Content starts
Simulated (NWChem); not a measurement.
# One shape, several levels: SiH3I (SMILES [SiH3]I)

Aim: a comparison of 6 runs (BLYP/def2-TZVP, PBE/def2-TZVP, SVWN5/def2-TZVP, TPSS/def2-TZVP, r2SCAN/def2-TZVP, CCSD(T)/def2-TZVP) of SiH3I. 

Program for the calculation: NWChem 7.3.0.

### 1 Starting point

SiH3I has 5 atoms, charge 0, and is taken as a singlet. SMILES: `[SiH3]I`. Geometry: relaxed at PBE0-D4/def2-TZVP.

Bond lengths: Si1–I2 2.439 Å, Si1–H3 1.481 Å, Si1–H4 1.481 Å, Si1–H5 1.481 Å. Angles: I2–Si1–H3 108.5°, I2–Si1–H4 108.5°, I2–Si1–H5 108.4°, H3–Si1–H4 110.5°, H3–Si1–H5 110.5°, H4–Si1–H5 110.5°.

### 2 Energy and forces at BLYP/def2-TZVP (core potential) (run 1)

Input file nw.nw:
Content ends

WORK REQUEST -
Write the whole listing out again, exactly as it appears above.

RESULT -
Simulated (NWChem); not a measurement.
# One shape, several levels: SiH3I (SMILES [SiH3]I)

Aim: a comparison of 6 runs (BLYP/def2-TZVP, PBE/def2-TZVP, SVWN5/def2-TZVP, TPSS/def2-TZVP, r2SCAN/def2-TZVP, CCSD(T)/def2-TZVP) of SiH3I. 

Program for the calculation: NWChem 7.3.0.

### 1 Starting point

SiH3I has 5 atoms, charge 0, and is taken as a singlet. SMILES: `[SiH3]I`. Geometry: relaxed at PBE0-D4/def2-TZVP.

Bond lengths: Si1–I2 2.439 Å, Si1–H3 1.481 Å, Si1–H4 1.481 Å, Si1–H5 1.481 Å. Angles: I2–Si1–H3 108.5°, I2–Si1–H4 108.5°, I2–Si1–H5 108.4°, H3–Si1–H4 110.5°, H3–Si1–H5 110.5°, H4–Si1–H5 110.5°.

### 2 Energy and forces at BLYP/def2-TZVP (core potential) (run 1)

Input file nw.nw:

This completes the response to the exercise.